[ASSIGNMENT] Transcribe every entry word for word.

[DATA UNDER STUDY]
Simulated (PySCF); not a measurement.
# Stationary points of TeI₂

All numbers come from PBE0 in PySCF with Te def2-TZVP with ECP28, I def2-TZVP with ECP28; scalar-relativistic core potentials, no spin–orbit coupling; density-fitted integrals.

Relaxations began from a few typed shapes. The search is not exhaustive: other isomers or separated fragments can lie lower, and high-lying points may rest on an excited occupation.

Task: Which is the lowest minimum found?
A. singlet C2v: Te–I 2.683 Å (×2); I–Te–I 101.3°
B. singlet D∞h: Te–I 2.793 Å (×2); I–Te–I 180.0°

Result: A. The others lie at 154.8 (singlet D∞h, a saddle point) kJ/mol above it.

[YOUR RESPONSE]
Simulated (PySCF); not a measurement.
# Stationary points of TeI₂

All numbers come from PBE0 in PySCF with Te def2-TZVP with ECP28, I def2-TZVP with ECP28; scalar-relativistic core potentials, no spin–orbit coupling; density-fitted integrals.

Relaxations began from a few typed shapes. The search is not exhaustive: other isomers or separated fragments can lie lower, and high-lying points may rest on an excited occupation.

Task: Which is the lowest minimum found?
A. singlet C2v: Te–I 2.683 Å (×2); I–Te–I 101.3°
B. singlet D∞h: Te–I 2.793 Å (×2); I–Te–I 180.0°

Result: A. The others lie at 154.8 (singlet D∞h, a saddle point) kJ/mol above it.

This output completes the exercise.